[[ Source information, beginning ]]
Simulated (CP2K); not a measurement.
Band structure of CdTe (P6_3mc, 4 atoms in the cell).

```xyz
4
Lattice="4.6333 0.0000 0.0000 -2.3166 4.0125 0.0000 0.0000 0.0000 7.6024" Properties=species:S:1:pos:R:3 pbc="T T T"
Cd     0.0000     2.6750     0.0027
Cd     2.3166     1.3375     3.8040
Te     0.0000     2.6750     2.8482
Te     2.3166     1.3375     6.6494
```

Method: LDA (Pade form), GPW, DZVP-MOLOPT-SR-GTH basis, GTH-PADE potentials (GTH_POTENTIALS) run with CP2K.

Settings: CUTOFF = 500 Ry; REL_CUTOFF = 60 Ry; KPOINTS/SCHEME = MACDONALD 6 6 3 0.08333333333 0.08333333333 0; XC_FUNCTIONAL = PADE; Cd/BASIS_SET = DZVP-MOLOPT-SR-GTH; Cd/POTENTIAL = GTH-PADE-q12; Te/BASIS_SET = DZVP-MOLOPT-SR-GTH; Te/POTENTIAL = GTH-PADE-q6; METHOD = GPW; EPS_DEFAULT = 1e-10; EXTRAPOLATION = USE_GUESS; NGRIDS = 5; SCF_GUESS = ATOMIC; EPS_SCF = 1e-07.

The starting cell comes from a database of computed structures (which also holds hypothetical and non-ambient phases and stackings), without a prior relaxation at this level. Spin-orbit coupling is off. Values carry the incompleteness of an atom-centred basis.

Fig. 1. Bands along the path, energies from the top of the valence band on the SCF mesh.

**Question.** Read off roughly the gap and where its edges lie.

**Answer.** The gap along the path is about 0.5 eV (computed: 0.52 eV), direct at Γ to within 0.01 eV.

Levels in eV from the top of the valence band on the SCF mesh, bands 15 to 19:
[[ Source information, end ]]

__Work item__. Return, please, the lines of the data from the first through the line containing "Fig. 1. Bands", both kept, exactly as they stand and nothing more.

__Result__.
Simulated (CP2K); not a measurement.
Band structure of CdTe (P6_3mc, 4 atoms in the cell).

```xyz
4
Lattice="4.6333 0.0000 0.0000 -2.3166 4.0125 0.0000 0.0000 0.0000 7.6024" Properties=species:S:1:pos:R:3 pbc="T T T"
Cd     0.0000     2.6750     0.0027
Cd     2.3166     1.3375     3.8040
Te     0.0000     2.6750     2.8482
Te     2.3166     1.3375     6.6494
```

Method: LDA (Pade form), GPW, DZVP-MOLOPT-SR-GTH basis, GTH-PADE potentials (GTH_POTENTIALS) run with CP2K.

Settings: CUTOFF = 500 Ry; REL_CUTOFF = 60 Ry; KPOINTS/SCHEME = MACDONALD 6 6 3 0.08333333333 0.08333333333 0; XC_FUNCTIONAL = PADE; Cd/BASIS_SET = DZVP-MOLOPT-SR-GTH; Cd/POTENTIAL = GTH-PADE-q12; Te/BASIS_SET = DZVP-MOLOPT-SR-GTH; Te/POTENTIAL = GTH-PADE-q6; METHOD = GPW; EPS_DEFAULT = 1e-10; EXTRAPOLATION = USE_GUESS; NGRIDS = 5; SCF_GUESS = ATOMIC; EPS_SCF = 1e-07.

The starting cell comes from a database of computed structures (which also holds hypothetical and non-ambient phases and stackings), without a prior relaxation at this level. Spin-orbit coupling is off. Values carry the incompleteness of an atom-centred basis.

Fig. 1. Bands along the path, energies from the top of the valence band on the SCF mesh.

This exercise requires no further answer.